Assigned task:
Only the first line of the listing and the lines after it, up to and including the one containing "I need a comparison", should be retyped exactly.

——————

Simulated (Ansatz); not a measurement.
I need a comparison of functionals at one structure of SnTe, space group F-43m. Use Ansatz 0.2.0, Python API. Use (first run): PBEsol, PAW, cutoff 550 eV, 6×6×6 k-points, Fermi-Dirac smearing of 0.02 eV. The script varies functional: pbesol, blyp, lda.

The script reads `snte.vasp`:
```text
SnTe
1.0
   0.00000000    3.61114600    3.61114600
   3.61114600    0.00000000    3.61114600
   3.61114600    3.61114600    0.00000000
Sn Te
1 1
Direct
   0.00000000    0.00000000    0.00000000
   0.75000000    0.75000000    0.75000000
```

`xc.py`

——————

Exercise output:
Simulated (Ansatz); not a measurement.
I need a comparison of functionals at one structure of SnTe, space group F-43m. Use Ansatz 0.2.0, Python API. Use (first run): PBEsol, PAW, cutoff 550 eV, 6×6×6 k-points, Fermi-Dirac smearing of 0.02 eV. The script varies functional: pbesol, blyp, lda.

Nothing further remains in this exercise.